DATASET CONTENT:
———

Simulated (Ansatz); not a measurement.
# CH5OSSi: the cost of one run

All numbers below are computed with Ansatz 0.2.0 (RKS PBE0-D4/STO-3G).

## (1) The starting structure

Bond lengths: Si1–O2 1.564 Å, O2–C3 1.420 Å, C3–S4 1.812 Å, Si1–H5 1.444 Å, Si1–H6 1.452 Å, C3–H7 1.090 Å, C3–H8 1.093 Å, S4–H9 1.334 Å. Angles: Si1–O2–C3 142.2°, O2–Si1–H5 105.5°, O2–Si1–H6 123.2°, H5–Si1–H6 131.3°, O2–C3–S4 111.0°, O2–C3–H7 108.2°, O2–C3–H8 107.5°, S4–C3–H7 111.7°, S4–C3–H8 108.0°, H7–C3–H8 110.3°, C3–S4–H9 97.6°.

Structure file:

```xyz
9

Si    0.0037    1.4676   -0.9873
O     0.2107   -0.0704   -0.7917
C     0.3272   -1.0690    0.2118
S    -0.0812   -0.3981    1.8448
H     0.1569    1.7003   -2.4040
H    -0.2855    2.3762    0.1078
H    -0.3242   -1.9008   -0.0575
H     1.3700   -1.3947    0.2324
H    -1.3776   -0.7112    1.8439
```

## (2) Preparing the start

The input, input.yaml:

———

WORK ITEM:
Which lines run from the first of the listing to the line containing "## (1) The starting structure"? Reproduce those exactly, both ends included.

EXERCISE ANSWER:
Simulated (Ansatz); not a measurement.
# CH5OSSi: the cost of one run

All numbers below are computed with Ansatz 0.2.0 (RKS PBE0-D4/STO-3G).

## (1) The starting structure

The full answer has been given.